- ASSIGNED TASK -
Would you please copy out each entry exactly?

- RECORD EXCERPTS -
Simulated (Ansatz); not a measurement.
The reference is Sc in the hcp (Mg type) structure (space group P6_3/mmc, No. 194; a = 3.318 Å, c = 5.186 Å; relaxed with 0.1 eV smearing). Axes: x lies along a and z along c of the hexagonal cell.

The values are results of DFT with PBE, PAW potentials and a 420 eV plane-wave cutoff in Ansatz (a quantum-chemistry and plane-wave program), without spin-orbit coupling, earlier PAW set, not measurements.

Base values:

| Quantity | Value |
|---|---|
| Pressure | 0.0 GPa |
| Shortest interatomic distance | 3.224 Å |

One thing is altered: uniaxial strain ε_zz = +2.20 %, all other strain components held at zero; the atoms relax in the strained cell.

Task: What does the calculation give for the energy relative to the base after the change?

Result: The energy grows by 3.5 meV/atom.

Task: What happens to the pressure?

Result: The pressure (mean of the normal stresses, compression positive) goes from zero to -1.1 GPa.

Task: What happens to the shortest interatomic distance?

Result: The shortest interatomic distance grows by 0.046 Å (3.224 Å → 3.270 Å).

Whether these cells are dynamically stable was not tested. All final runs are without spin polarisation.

- EXERCISE RESPONSE -
Simulated (Ansatz); not a measurement.
The reference is Sc in the hcp (Mg type) structure (space group P6_3/mmc, No. 194; a = 3.318 Å, c = 5.186 Å; relaxed with 0.1 eV smearing). Axes: x lies along a and z along c of the hexagonal cell.

The values are results of DFT with PBE, PAW potentials and a 420 eV plane-wave cutoff in Ansatz (a quantum-chemistry and plane-wave program), without spin-orbit coupling, earlier PAW set, not measurements.

Base values:

| Quantity | Value |
|---|---|
| Pressure | 0.0 GPa |
| Shortest interatomic distance | 3.224 Å |

One thing is altered: uniaxial strain ε_zz = +2.20 %, all other strain components held at zero; the atoms relax in the strained cell.

Task: What does the calculation give for the energy relative to the base after the change?

Result: The energy grows by 3.5 meV/atom.

Task: What happens to the pressure?

Result: The pressure (mean of the normal stresses, compression positive) goes from zero to -1.1 GPa.

Task: What happens to the shortest interatomic distance?

Result: The shortest interatomic distance grows by 0.046 Å (3.224 Å → 3.270 Å).

Whether these cells are dynamically stable was not tested. All final runs are without spin polarisation.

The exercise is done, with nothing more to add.